§ **SUPPLIED INFORMATION**
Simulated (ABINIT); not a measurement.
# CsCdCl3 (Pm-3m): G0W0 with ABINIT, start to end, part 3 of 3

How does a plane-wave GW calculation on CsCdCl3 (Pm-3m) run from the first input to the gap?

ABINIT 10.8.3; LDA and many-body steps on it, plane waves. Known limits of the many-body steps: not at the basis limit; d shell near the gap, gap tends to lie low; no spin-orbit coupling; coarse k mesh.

§ **WORK INSTRUCTION**
Set all of the records down again, exactly as they stand.

§ **ANSWER BOX**
Simulated (ABINIT); not a measurement.
# CsCdCl3 (Pm-3m): G0W0 with ABINIT, start to end, part 3 of 3

How does a plane-wave GW calculation on CsCdCl3 (Pm-3m) run from the first input to the gap?

ABINIT 10.8.3; LDA and many-body steps on it, plane waves. Known limits of the many-body steps: not at the basis limit; d shell near the gap, gap tends to lie low; no spin-orbit coupling; coarse k mesh.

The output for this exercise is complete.